## [Action item]
Each line from the opening of the records that follow to the line with "1.23 | eV |" needs to be written out exactly. Add nothing.

*** Begin section ***

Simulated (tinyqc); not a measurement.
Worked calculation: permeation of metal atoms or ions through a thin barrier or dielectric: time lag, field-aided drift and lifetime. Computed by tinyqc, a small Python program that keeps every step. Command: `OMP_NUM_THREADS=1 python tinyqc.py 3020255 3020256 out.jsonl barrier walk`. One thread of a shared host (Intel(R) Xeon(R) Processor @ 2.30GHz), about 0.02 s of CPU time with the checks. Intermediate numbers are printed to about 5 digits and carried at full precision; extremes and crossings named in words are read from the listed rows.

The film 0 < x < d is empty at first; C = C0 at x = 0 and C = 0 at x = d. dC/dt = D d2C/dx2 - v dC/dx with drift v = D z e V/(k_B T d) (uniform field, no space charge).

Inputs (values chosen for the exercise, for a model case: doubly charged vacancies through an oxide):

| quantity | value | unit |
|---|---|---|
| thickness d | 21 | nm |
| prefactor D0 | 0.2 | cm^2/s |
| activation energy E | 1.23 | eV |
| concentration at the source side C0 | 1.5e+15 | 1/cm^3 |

*** End section ***

## [Task output]
Simulated (tinyqc); not a measurement.
Worked calculation: permeation of metal atoms or ions through a thin barrier or dielectric: time lag, field-aided drift and lifetime. Computed by tinyqc, a small Python program that keeps every step. Command: `OMP_NUM_THREADS=1 python tinyqc.py 3020255 3020256 out.jsonl barrier walk`. One thread of a shared host (Intel(R) Xeon(R) Processor @ 2.30GHz), about 0.02 s of CPU time with the checks. Intermediate numbers are printed to about 5 digits and carried at full precision; extremes and crossings named in words are read from the listed rows.

The film 0 < x < d is empty at first; C = C0 at x = 0 and C = 0 at x = d. dC/dt = D d2C/dx2 - v dC/dx with drift v = D z e V/(k_B T d) (uniform field, no space charge).

Inputs (values chosen for the exercise, for a model case: doubly charged vacancies through an oxide):

| quantity | value | unit |
|---|---|---|
| thickness d | 21 | nm |
| prefactor D0 | 0.2 | cm^2/s |
| activation energy E | 1.23 | eV |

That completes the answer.